Work task »
Beginning with the line that holds "Answer: (a) 228; (b) -4.5." in the data below, give again every line through the one that holds "A k mesh can", exactly as written.

┄┄┄┄┄┄┄┄┄┄
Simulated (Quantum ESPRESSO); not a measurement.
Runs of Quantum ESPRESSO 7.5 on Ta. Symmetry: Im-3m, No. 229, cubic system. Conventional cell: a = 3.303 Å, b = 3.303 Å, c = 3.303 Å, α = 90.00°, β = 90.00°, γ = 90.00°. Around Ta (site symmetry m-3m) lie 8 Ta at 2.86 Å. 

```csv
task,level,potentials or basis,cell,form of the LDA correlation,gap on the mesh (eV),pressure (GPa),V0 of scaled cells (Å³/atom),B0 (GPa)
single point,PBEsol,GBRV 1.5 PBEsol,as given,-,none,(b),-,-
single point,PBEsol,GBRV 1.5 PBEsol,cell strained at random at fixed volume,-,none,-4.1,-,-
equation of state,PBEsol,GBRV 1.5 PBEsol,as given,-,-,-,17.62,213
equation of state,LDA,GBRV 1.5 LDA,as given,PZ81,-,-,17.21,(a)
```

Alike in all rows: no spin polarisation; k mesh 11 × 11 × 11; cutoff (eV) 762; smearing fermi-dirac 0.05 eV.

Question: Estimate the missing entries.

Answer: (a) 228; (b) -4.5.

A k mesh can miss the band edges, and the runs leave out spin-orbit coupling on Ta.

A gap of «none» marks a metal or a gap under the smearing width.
┄┄┄┄┄┄┄┄┄┄

Response area »
Answer: (a) 228; (b) -4.5.

A k mesh can miss the band edges, and the runs leave out spin-orbit coupling on Ta.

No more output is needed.